- [Material provided]
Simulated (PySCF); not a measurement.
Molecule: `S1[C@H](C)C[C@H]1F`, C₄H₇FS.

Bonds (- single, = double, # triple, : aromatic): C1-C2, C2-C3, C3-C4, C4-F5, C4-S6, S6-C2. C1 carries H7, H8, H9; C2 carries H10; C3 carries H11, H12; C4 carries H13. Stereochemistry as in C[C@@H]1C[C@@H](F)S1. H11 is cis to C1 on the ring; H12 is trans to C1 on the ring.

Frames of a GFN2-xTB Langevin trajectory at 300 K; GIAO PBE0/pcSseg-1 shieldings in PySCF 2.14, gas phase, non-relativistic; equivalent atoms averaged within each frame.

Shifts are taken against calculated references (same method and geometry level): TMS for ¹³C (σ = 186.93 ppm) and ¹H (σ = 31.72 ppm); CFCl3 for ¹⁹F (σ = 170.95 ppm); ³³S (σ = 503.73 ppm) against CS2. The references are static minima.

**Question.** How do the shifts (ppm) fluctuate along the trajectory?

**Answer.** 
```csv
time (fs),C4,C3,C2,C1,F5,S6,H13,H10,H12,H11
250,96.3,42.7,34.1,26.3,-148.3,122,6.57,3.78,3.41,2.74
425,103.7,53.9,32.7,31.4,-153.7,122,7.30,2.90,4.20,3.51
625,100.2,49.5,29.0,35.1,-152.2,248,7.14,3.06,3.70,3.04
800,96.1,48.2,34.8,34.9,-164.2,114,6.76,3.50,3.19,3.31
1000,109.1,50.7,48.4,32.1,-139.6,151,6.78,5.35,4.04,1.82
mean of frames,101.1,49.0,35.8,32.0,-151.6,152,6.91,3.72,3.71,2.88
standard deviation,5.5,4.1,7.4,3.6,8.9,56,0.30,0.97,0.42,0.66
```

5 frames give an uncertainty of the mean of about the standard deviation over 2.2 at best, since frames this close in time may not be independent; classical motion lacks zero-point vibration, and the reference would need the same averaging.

- [Assignment] Everything from the first line above through the line that contains "Frames of a" should be duplicated exactly, please, and nothing beyond it.

- [Reply]
Simulated (PySCF); not a measurement.
Molecule: `S1[C@H](C)C[C@H]1F`, C₄H₇FS.

Bonds (- single, = double, # triple, : aromatic): C1-C2, C2-C3, C3-C4, C4-F5, C4-S6, S6-C2. C1 carries H7, H8, H9; C2 carries H10; C3 carries H11, H12; C4 carries H13. Stereochemistry as in C[C@@H]1C[C@@H](F)S1. H11 is cis to C1 on the ring; H12 is trans to C1 on the ring.

Frames of a GFN2-xTB Langevin trajectory at 300 K; GIAO PBE0/pcSseg-1 shieldings in PySCF 2.14, gas phase, non-relativistic; equivalent atoms averaged within each frame.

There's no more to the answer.